## ACTION ITEM
Please repeat the lines below exactly. Begin with the line containing "- Potentials or" and go on through the line containing "to 0.05 Å).".

## DATA
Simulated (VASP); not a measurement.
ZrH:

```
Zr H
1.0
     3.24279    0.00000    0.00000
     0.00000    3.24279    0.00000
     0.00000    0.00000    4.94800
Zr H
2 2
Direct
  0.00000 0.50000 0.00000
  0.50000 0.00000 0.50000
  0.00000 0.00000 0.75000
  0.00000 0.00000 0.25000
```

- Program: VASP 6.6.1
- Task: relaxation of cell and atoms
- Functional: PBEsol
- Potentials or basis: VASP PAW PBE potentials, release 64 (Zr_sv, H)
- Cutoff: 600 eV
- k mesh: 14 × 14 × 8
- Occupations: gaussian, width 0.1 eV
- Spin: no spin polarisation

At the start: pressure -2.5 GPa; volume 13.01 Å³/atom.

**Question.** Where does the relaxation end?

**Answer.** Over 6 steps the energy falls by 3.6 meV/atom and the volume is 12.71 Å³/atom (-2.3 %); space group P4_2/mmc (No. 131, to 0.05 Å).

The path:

## YOUR SOLUTION
- Potentials or basis: VASP PAW PBE potentials, release 64 (Zr_sv, H)
- Cutoff: 600 eV
- k mesh: 14 × 14 × 8
- Occupations: gaussian, width 0.1 eV
- Spin: no spin polarisation

At the start: pressure -2.5 GPa; volume 13.01 Å³/atom.

**Question.** Where does the relaxation end?

**Answer.** Over 6 steps the energy falls by 3.6 meV/atom and the volume is 12.71 Å³/atom (-2.3 %); space group P4_2/mmc (No. 131, to 0.05 Å).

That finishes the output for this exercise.